> **Work order**
Every entry must be reproduced word for word.

Recorded information Start Marker
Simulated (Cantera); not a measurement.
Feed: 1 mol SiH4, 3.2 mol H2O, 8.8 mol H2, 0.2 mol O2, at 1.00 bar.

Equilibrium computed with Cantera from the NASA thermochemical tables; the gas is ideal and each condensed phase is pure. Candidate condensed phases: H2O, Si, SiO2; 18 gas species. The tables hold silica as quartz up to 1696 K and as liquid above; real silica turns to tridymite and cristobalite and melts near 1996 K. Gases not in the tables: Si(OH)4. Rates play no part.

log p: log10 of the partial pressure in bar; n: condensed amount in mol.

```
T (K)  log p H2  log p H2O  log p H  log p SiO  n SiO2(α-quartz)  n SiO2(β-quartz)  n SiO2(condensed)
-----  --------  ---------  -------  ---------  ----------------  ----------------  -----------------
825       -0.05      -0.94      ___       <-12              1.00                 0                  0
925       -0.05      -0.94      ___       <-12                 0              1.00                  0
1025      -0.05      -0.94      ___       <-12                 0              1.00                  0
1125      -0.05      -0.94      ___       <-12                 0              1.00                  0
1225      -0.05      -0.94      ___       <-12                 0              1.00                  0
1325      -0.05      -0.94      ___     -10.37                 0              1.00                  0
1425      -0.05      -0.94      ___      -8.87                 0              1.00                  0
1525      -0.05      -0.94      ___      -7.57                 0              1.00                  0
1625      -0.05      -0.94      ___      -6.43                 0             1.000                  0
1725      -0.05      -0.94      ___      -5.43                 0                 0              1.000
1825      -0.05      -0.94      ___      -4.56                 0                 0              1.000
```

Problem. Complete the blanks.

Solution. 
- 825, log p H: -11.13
Recorded information End Marker

> **Task output**
Simulated (Cantera); not a measurement.
Feed: 1 mol SiH4, 3.2 mol H2O, 8.8 mol H2, 0.2 mol O2, at 1.00 bar.

Equilibrium computed with Cantera from the NASA thermochemical tables; the gas is ideal and each condensed phase is pure. Candidate condensed phases: H2O, Si, SiO2; 18 gas species. The tables hold silica as quartz up to 1696 K and as liquid above; real silica turns to tridymite and cristobalite and melts near 1996 K. Gases not in the tables: Si(OH)4. Rates play no part.

log p: log10 of the partial pressure in bar; n: condensed amount in mol.

```
T (K)  log p H2  log p H2O  log p H  log p SiO  n SiO2(α-quartz)  n SiO2(β-quartz)  n SiO2(condensed)
-----  --------  ---------  -------  ---------  ----------------  ----------------  -----------------
825       -0.05      -0.94      ___       <-12              1.00                 0                  0
925       -0.05      -0.94      ___       <-12                 0              1.00                  0
1025      -0.05      -0.94      ___       <-12                 0              1.00                  0
1125      -0.05      -0.94      ___       <-12                 0              1.00                  0
1225      -0.05      -0.94      ___       <-12                 0              1.00                  0
1325      -0.05      -0.94      ___     -10.37                 0              1.00                  0
1425      -0.05      -0.94      ___      -8.87                 0              1.00                  0
1525      -0.05      -0.94      ___      -7.57                 0              1.00                  0
1625      -0.05      -0.94      ___      -6.43                 0             1.000                  0
1725      -0.05      -0.94      ___      -5.43                 0                 0              1.000
1825      -0.05      -0.94      ___      -4.56                 0                 0              1.000
```

Problem. Complete the blanks.

Solution. 
- 825, log p H: -11.13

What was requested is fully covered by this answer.